• [WORK INSTRUCTION]:
From the first line of the records through the line containing "Answer: Diamagnetic: KT2", retype every line exactly and nothing else.

• [MATERIAL SHOWN]:
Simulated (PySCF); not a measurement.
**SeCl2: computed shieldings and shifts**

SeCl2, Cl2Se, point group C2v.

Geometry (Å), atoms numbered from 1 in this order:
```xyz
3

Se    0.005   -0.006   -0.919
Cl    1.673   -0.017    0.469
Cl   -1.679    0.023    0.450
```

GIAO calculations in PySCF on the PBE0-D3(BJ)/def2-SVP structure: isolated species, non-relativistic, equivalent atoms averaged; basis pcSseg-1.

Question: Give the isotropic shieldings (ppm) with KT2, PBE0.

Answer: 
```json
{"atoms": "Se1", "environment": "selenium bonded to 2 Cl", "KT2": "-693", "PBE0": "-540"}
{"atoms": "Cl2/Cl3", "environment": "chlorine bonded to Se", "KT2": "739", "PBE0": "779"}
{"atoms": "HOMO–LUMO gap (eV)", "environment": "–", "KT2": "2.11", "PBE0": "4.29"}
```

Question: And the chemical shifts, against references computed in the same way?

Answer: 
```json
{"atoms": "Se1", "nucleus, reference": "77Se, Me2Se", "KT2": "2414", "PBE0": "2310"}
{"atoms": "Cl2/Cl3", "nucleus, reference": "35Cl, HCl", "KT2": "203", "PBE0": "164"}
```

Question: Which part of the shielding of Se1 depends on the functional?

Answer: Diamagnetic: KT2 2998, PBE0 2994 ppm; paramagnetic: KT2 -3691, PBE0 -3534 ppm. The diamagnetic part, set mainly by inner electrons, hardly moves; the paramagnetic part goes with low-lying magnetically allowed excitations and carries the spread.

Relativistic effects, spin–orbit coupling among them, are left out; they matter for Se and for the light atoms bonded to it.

• [WORKED SOLUTION]:
Simulated (PySCF); not a measurement.
**SeCl2: computed shieldings and shifts**

SeCl2, Cl2Se, point group C2v.

Geometry (Å), atoms numbered from 1 in this order:
```xyz
3

Se    0.005   -0.006   -0.919
Cl    1.673   -0.017    0.469
Cl   -1.679    0.023    0.450
```

GIAO calculations in PySCF on the PBE0-D3(BJ)/def2-SVP structure: isolated species, non-relativistic, equivalent atoms averaged; basis pcSseg-1.

Question: Give the isotropic shieldings (ppm) with KT2, PBE0.

Answer: 
```json
{"atoms": "Se1", "environment": "selenium bonded to 2 Cl", "KT2": "-693", "PBE0": "-540"}
{"atoms": "Cl2/Cl3", "environment": "chlorine bonded to Se", "KT2": "739", "PBE0": "779"}
{"atoms": "HOMO–LUMO gap (eV)", "environment": "–", "KT2": "2.11", "PBE0": "4.29"}
```

Question: And the chemical shifts, against references computed in the same way?

Answer: 
```json
{"atoms": "Se1", "nucleus, reference": "77Se, Me2Se", "KT2": "2414", "PBE0": "2310"}
{"atoms": "Cl2/Cl3", "nucleus, reference": "35Cl, HCl", "KT2": "203", "PBE0": "164"}
```

Question: Which part of the shielding of Se1 depends on the functional?

Answer: Diamagnetic: KT2 2998, PBE0 2994 ppm; paramagnetic: KT2 -3691, PBE0 -3534 ppm. The diamagnetic part, set mainly by inner electrons, hardly moves; the paramagnetic part goes with low-lying magnetically allowed excitations and carries the spread.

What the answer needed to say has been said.